> _REQUIREMENT_: Below are records; output all of them exactly.

** SUPPLIED RECORDS follows **
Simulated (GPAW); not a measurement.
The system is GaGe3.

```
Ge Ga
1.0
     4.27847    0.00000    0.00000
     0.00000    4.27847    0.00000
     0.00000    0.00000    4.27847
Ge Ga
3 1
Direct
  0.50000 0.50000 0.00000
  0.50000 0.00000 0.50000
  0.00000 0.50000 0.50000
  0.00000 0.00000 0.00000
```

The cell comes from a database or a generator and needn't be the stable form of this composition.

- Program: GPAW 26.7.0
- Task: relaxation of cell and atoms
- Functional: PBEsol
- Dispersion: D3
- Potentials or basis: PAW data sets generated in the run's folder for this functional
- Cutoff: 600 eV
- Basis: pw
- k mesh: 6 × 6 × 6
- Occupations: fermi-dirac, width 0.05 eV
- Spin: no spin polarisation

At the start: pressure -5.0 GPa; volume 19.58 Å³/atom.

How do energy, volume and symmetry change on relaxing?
** End of SUPPLIED RECORDS **

> _EXERCISE RESULT_:
Simulated (GPAW); not a measurement.
The system is GaGe3.

```
Ge Ga
1.0
     4.27847    0.00000    0.00000
     0.00000    4.27847    0.00000
     0.00000    0.00000    4.27847
Ge Ga
3 1
Direct
  0.50000 0.50000 0.00000
  0.50000 0.00000 0.50000
  0.00000 0.50000 0.50000
  0.00000 0.00000 0.00000
```

The cell comes from a database or a generator and needn't be the stable form of this composition.

- Program: GPAW 26.7.0
- Task: relaxation of cell and atoms
- Functional: PBEsol
- Dispersion: D3
- Potentials or basis: PAW data sets generated in the run's folder for this functional
- Cutoff: 600 eV
- Basis: pw
- k mesh: 6 × 6 × 6
- Occupations: fermi-dirac, width 0.05 eV
- Spin: no spin polarisation

At the start: pressure -5.0 GPa; volume 19.58 Å³/atom.

How do energy, volume and symmetry change on relaxing?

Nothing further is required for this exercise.